## Task item
Each entry below is to be duplicated precisely.

--- START ---
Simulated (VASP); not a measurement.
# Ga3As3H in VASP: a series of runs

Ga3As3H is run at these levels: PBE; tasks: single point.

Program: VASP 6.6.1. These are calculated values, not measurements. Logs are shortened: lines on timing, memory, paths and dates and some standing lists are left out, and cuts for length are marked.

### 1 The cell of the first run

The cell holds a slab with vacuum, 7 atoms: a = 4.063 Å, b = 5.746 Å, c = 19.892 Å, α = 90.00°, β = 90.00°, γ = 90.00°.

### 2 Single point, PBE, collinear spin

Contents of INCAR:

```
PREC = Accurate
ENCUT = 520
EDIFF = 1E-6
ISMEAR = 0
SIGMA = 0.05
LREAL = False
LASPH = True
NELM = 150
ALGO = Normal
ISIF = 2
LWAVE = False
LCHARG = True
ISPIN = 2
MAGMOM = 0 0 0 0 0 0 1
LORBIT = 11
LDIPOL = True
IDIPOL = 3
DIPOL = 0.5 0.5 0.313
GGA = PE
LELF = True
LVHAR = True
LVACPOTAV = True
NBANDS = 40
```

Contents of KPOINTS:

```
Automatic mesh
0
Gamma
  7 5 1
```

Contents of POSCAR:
--- END ---

## Task solution
Simulated (VASP); not a measurement.
# Ga3As3H in VASP: a series of runs

Ga3As3H is run at these levels: PBE; tasks: single point.

Program: VASP 6.6.1. These are calculated values, not measurements. Logs are shortened: lines on timing, memory, paths and dates and some standing lists are left out, and cuts for length are marked.

### 1 The cell of the first run

The cell holds a slab with vacuum, 7 atoms: a = 4.063 Å, b = 5.746 Å, c = 19.892 Å, α = 90.00°, β = 90.00°, γ = 90.00°.

### 2 Single point, PBE, collinear spin

Contents of INCAR:

```
PREC = Accurate
ENCUT = 520
EDIFF = 1E-6
ISMEAR = 0
SIGMA = 0.05
LREAL = False
LASPH = True
NELM = 150
ALGO = Normal
ISIF = 2
LWAVE = False
LCHARG = True
ISPIN = 2
MAGMOM = 0 0 0 0 0 0 1
LORBIT = 11
LDIPOL = True
IDIPOL = 3
DIPOL = 0.5 0.5 0.313
GGA = PE
LELF = True
LVHAR = True
LVACPOTAV = True
NBANDS = 40
```

Contents of KPOINTS:

```
Automatic mesh
0
Gamma
  7 5 1
```

Contents of POSCAR:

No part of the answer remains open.